» Supplied material:
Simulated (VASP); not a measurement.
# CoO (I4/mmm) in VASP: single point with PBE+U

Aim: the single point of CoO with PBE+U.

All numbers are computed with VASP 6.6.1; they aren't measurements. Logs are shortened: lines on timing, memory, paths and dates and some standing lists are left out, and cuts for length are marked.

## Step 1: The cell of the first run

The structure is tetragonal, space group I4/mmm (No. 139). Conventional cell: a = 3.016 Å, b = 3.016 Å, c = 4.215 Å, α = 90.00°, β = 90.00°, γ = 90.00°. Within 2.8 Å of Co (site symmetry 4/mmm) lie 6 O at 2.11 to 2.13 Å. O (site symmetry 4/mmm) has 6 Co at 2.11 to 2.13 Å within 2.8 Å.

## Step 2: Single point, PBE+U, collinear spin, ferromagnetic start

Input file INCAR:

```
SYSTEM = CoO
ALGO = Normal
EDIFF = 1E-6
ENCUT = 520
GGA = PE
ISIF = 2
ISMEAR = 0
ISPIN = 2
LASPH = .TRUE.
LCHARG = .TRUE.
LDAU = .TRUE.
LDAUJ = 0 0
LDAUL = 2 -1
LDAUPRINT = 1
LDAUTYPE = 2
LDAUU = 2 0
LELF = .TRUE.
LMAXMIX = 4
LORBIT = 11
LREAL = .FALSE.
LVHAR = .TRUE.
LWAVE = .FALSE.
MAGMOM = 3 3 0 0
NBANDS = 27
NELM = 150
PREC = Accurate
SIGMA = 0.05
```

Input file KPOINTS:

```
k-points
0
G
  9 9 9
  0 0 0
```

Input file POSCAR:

» Work instruction: Take the line above containing "Aim: the single point of CoO with PBE+U.", the line containing "## Step 1: The cell of the first run", and all lines in between, and copy them exactly without anything else.

» Written response:
Aim: the single point of CoO with PBE+U.

All numbers are computed with VASP 6.6.1; they aren't measurements. Logs are shortened: lines on timing, memory, paths and dates and some standing lists are left out, and cuts for length are marked.

## Step 1: The cell of the first run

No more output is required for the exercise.